- Exercise -
There is material below. Print exactly the lines starting at the line with "The sampling was" and ending at the line with "One state's input;", ends included, and no others.

*** Opening of Given information ***

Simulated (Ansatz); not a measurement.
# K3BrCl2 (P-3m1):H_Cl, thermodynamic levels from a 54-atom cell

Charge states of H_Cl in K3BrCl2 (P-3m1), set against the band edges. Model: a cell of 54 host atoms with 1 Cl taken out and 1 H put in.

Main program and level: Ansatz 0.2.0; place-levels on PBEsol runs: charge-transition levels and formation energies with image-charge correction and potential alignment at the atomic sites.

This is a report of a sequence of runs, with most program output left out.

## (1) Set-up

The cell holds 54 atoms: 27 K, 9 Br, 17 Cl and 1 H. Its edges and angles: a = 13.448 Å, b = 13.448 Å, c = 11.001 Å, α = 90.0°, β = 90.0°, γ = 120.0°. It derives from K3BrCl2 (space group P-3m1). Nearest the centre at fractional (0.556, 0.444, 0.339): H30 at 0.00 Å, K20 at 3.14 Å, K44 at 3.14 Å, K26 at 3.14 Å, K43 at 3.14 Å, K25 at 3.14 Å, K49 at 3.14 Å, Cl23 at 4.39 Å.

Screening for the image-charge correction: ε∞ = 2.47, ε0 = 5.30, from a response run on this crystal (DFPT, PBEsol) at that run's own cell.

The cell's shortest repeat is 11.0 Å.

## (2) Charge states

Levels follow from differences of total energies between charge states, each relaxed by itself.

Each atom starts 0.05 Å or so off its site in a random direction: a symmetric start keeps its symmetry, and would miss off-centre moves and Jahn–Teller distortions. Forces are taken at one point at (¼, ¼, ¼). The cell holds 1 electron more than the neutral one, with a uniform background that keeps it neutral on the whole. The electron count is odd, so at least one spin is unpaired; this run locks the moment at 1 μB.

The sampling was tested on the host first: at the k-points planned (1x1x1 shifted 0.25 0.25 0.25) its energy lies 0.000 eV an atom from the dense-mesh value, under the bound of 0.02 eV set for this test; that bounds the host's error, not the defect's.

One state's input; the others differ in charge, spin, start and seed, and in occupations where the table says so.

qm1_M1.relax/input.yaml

*** Close of Given information ***

- Written answer -
The sampling was tested on the host first: at the k-points planned (1x1x1 shifted 0.25 0.25 0.25) its energy lies 0.000 eV an atom from the dense-mesh value, under the bound of 0.02 eV set for this test; that bounds the host's error, not the defect's.

One state's input; the others differ in charge, spin, start and seed, and in occupations where the table says so.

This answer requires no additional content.